+---+
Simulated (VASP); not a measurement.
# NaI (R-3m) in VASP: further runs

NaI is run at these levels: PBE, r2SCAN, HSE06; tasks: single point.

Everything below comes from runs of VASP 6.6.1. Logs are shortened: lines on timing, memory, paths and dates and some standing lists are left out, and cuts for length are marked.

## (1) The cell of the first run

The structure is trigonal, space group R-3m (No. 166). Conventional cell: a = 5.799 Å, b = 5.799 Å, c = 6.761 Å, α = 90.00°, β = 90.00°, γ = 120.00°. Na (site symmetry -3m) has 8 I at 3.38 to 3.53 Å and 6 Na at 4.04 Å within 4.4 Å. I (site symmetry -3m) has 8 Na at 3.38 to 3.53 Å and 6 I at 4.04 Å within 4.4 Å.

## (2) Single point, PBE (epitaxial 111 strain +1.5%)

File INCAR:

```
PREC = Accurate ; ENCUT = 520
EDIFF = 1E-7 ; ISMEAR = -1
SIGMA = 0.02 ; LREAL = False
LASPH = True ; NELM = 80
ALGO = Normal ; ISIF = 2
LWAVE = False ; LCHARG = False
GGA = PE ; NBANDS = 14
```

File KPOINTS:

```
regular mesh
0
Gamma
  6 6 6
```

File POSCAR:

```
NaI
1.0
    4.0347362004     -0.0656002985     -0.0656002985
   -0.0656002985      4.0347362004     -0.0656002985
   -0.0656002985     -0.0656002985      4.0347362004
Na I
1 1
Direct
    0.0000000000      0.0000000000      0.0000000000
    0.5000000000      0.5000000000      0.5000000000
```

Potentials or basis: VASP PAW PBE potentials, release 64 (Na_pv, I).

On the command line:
+---+

■ Exercise: Starting at the first line of the data above, retype each line exactly until you reach the line containing "Potentials or basis: VASP", and include that line too.

■ Response area:
Simulated (VASP); not a measurement.
# NaI (R-3m) in VASP: further runs

NaI is run at these levels: PBE, r2SCAN, HSE06; tasks: single point.

Everything below comes from runs of VASP 6.6.1. Logs are shortened: lines on timing, memory, paths and dates and some standing lists are left out, and cuts for length are marked.

## (1) The cell of the first run

The structure is trigonal, space group R-3m (No. 166). Conventional cell: a = 5.799 Å, b = 5.799 Å, c = 6.761 Å, α = 90.00°, β = 90.00°, γ = 120.00°. Na (site symmetry -3m) has 8 I at 3.38 to 3.53 Å and 6 Na at 4.04 Å within 4.4 Å. I (site symmetry -3m) has 8 Na at 3.38 to 3.53 Å and 6 I at 4.04 Å within 4.4 Å.

## (2) Single point, PBE (epitaxial 111 strain +1.5%)

File INCAR:

```
PREC = Accurate ; ENCUT = 520
EDIFF = 1E-7 ; ISMEAR = -1
SIGMA = 0.02 ; LREAL = False
LASPH = True ; NELM = 80
ALGO = Normal ; ISIF = 2
LWAVE = False ; LCHARG = False
GGA = PE ; NBANDS = 14
```

File KPOINTS:

```
regular mesh
0
Gamma
  6 6 6
```

File POSCAR:

```
NaI
1.0
    4.0347362004     -0.0656002985     -0.0656002985
   -0.0656002985      4.0347362004     -0.0656002985
   -0.0656002985     -0.0656002985      4.0347362004
Na I
1 1
Direct
    0.0000000000      0.0000000000      0.0000000000
    0.5000000000      0.5000000000      0.5000000000
```

Potentials or basis: VASP PAW PBE potentials, release 64 (Na_pv, I).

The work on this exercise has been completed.